■ **ASSIGNED TASK**: Could each entry below be printed again exactly as given?

■ **EXTRACTED RECORDS**:
-------------------------

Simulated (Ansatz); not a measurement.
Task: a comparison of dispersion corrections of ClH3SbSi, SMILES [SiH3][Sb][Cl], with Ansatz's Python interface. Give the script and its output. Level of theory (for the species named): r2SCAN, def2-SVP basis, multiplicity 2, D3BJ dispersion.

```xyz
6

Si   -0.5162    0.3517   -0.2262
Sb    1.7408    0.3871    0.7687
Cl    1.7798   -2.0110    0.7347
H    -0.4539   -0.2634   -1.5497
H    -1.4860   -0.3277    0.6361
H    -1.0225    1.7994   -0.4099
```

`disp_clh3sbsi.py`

-------------------------

■ **RESPONSE AREA**:
Simulated (Ansatz); not a measurement.
Task: a comparison of dispersion corrections of ClH3SbSi, SMILES [SiH3][Sb][Cl], with Ansatz's Python interface. Give the script and its output. Level of theory (for the species named): r2SCAN, def2-SVP basis, multiplicity 2, D3BJ dispersion.

```xyz
6

Si   -0.5162    0.3517   -0.2262
Sb    1.7408    0.3871    0.7687
Cl    1.7798   -2.0110    0.7347
H    -0.4539   -0.2634   -1.5497
H    -1.4860   -0.3277    0.6361
H    -1.0225    1.7994   -0.4099
```

`disp_clh3sbsi.py`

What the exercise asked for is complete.